■ ■ ■ ■

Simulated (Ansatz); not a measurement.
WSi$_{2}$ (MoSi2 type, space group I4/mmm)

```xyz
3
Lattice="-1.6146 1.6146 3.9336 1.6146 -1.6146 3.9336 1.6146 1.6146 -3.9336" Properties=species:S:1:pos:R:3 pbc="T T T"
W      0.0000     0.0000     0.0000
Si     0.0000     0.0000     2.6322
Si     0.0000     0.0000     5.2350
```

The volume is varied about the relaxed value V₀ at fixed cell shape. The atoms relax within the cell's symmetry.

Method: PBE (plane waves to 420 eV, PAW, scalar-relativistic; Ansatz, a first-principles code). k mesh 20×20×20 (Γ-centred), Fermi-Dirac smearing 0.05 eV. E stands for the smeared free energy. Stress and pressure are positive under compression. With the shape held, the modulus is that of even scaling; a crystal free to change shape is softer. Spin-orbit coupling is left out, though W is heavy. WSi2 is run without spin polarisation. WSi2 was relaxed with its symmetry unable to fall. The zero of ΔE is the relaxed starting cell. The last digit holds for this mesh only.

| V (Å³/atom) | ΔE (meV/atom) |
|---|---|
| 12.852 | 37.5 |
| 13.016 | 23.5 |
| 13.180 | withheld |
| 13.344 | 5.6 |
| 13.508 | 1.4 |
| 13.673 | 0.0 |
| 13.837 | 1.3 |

■ ■ ■ ■

### ASSIGNED TASK
Would you print exactly the lines from the first line of the entries above through the line that has "13.673 | 0.0 |", both included, and stop there?

### WRITTEN SOLUTION
Simulated (Ansatz); not a measurement.
WSi$_{2}$ (MoSi2 type, space group I4/mmm)

```xyz
3
Lattice="-1.6146 1.6146 3.9336 1.6146 -1.6146 3.9336 1.6146 1.6146 -3.9336" Properties=species:S:1:pos:R:3 pbc="T T T"
W      0.0000     0.0000     0.0000
Si     0.0000     0.0000     2.6322
Si     0.0000     0.0000     5.2350
```

The volume is varied about the relaxed value V₀ at fixed cell shape. The atoms relax within the cell's symmetry.

Method: PBE (plane waves to 420 eV, PAW, scalar-relativistic; Ansatz, a first-principles code). k mesh 20×20×20 (Γ-centred), Fermi-Dirac smearing 0.05 eV. E stands for the smeared free energy. Stress and pressure are positive under compression. With the shape held, the modulus is that of even scaling; a crystal free to change shape is softer. Spin-orbit coupling is left out, though W is heavy. WSi2 is run without spin polarisation. WSi2 was relaxed with its symmetry unable to fall. The zero of ΔE is the relaxed starting cell. The last digit holds for this mesh only.

| V (Å³/atom) | ΔE (meV/atom) |
|---|---|
| 12.852 | 37.5 |
| 13.016 | 23.5 |
| 13.180 | withheld |
| 13.344 | 5.6 |
| 13.508 | 1.4 |
| 13.673 | 0.0 |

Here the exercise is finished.